_ASSIGNMENT_.
Look below for the line containing "A series in"; from there through the line containing "D: [Si](=O)=O (SiO2; site = Si)", both lines included, please set down each line exactly and nothing else.

_RECORD EXTRACTS_.
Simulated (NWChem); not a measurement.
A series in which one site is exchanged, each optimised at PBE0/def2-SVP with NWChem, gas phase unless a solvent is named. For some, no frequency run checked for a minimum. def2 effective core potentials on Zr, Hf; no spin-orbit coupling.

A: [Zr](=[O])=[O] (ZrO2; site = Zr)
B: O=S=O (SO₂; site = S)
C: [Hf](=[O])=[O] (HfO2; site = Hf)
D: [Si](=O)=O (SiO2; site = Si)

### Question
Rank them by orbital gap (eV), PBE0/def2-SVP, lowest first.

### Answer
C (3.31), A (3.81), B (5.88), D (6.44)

_EXERCISE ANSWER_.
A series in which one site is exchanged, each optimised at PBE0/def2-SVP with NWChem, gas phase unless a solvent is named. For some, no frequency run checked for a minimum. def2 effective core potentials on Zr, Hf; no spin-orbit coupling.

A: [Zr](=[O])=[O] (ZrO2; site = Zr)
B: O=S=O (SO₂; site = S)
C: [Hf](=[O])=[O] (HfO2; site = Hf)
D: [Si](=O)=O (SiO2; site = Si)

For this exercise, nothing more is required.